*** Given entries Section Begins ***

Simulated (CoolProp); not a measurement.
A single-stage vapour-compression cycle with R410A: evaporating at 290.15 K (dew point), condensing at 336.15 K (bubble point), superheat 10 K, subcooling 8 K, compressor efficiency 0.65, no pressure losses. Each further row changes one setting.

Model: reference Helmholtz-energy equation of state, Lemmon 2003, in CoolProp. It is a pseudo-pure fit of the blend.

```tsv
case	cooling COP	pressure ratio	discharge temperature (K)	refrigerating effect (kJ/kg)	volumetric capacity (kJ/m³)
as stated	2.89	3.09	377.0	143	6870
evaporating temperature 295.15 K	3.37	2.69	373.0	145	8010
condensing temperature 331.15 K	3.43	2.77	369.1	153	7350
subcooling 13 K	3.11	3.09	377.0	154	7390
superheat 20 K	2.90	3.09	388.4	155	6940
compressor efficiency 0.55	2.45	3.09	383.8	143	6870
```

*** Given entries Section Ends ***

Lines after the one containing "A single-stage vapour-compression" are not wanted; repeat exactly each line above from the first up to and including it.

* Solution *
Simulated (CoolProp); not a measurement.
A single-stage vapour-compression cycle with R410A: evaporating at 290.15 K (dew point), condensing at 336.15 K (bubble point), superheat 10 K, subcooling 8 K, compressor efficiency 0.65, no pressure losses. Each further row changes one setting.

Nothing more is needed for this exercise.